RECORD EXTRACTS Start Marker

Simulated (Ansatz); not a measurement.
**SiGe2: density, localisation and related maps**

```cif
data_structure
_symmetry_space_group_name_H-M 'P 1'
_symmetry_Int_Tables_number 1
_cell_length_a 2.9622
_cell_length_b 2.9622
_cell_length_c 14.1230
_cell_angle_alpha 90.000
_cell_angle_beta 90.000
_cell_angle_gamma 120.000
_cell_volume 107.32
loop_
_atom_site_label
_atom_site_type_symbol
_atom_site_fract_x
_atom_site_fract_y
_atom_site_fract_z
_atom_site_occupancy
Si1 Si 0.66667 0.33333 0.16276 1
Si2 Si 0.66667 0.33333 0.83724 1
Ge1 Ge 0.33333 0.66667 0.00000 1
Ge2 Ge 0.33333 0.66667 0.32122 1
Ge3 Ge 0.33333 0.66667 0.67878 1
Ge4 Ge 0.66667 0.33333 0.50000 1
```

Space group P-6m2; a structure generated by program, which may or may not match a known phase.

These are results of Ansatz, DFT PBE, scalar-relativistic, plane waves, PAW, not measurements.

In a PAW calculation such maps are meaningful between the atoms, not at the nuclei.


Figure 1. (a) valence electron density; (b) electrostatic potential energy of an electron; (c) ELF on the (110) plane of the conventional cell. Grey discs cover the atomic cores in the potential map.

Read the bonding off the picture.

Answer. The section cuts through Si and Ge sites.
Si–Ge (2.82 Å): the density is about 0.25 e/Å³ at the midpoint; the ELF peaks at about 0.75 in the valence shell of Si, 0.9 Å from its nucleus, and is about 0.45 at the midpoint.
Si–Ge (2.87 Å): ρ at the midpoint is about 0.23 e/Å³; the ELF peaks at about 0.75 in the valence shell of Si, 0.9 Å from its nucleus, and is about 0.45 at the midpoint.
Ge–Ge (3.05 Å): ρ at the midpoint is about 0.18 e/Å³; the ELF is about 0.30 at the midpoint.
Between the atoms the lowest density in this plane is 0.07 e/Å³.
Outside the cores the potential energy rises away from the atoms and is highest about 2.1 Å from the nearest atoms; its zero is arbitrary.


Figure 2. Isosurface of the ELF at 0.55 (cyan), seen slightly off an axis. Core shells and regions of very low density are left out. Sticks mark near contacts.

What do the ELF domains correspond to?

RECORD EXTRACTS End Marker

▸ **ACTIVITY**
Give back exactly the lines of the listing above, starting with its first line and ending with the line that holds "In a PAW calculation".

▸ **REPLY**
Simulated (Ansatz); not a measurement.
**SiGe2: density, localisation and related maps**

```cif
data_structure
_symmetry_space_group_name_H-M 'P 1'
_symmetry_Int_Tables_number 1
_cell_length_a 2.9622
_cell_length_b 2.9622
_cell_length_c 14.1230
_cell_angle_alpha 90.000
_cell_angle_beta 90.000
_cell_angle_gamma 120.000
_cell_volume 107.32
loop_
_atom_site_label
_atom_site_type_symbol
_atom_site_fract_x
_atom_site_fract_y
_atom_site_fract_z
_atom_site_occupancy
Si1 Si 0.66667 0.33333 0.16276 1
Si2 Si 0.66667 0.33333 0.83724 1
Ge1 Ge 0.33333 0.66667 0.00000 1
Ge2 Ge 0.33333 0.66667 0.32122 1
Ge3 Ge 0.33333 0.66667 0.67878 1
Ge4 Ge 0.66667 0.33333 0.50000 1
```

Space group P-6m2; a structure generated by program, which may or may not match a known phase.

These are results of Ansatz, DFT PBE, scalar-relativistic, plane waves, PAW, not measurements.

In a PAW calculation such maps are meaningful between the atoms, not at the nuclei.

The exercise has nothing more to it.